(Beginning of SOURCE MATERIAL)

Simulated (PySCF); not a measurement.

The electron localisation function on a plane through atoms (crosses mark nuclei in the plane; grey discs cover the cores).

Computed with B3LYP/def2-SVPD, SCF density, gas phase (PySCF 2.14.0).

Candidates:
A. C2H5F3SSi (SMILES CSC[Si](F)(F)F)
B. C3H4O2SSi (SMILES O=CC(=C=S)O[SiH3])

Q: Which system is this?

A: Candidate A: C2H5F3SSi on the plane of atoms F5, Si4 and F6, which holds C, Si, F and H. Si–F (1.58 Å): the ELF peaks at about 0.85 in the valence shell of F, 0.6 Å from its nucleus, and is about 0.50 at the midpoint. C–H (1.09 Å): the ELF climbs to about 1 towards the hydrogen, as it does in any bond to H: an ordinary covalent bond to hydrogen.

(End of SOURCE MATERIAL)

Send back every line of the listing above exactly.

- **YOUR RESPONSE**
Simulated (PySCF); not a measurement.

The electron localisation function on a plane through atoms (crosses mark nuclei in the plane; grey discs cover the cores).

Computed with B3LYP/def2-SVPD, SCF density, gas phase (PySCF 2.14.0).

Candidates:
A. C2H5F3SSi (SMILES CSC[Si](F)(F)F)
B. C3H4O2SSi (SMILES O=CC(=C=S)O[SiH3])

Q: Which system is this?

A: Candidate A: C2H5F3SSi on the plane of atoms F5, Si4 and F6, which holds C, Si, F and H. Si–F (1.58 Å): the ELF peaks at about 0.85 in the valence shell of F, 0.6 Å from its nucleus, and is about 0.50 at the midpoint. C–H (1.09 Å): the ELF climbs to about 1 towards the hydrogen, as it does in any bond to H: an ordinary covalent bond to hydrogen.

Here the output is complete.